======

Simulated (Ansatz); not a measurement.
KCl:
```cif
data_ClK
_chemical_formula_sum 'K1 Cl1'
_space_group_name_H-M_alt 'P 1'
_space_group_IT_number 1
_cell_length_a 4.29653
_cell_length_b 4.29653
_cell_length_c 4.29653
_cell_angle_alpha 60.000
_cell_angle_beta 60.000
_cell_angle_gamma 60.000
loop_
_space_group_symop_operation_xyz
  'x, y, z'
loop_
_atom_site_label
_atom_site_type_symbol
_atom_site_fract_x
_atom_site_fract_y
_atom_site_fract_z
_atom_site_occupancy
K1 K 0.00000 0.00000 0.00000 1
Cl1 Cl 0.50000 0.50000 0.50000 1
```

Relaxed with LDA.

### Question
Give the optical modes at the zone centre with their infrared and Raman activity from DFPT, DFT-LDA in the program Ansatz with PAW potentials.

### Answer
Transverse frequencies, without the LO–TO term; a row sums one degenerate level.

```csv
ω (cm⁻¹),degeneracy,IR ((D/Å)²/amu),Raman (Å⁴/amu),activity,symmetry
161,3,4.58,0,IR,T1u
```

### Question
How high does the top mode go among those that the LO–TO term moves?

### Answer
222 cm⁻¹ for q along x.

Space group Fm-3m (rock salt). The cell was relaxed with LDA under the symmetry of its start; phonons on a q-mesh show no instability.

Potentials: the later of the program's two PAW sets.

======

Requirement: There is a run of lines above from the one with "Transverse frequencies, without" to the one with "222 cm⁻¹ for q along x."; print exactly that run, both ends included, and nothing else.

Exercise answer:
Transverse frequencies, without the LO–TO term; a row sums one degenerate level.

```csv
ω (cm⁻¹),degeneracy,IR ((D/Å)²/amu),Raman (Å⁴/amu),activity,symmetry
161,3,4.58,0,IR,T1u
```

### Question
How high does the top mode go among those that the LO–TO term moves?

### Answer
222 cm⁻¹ for q along x.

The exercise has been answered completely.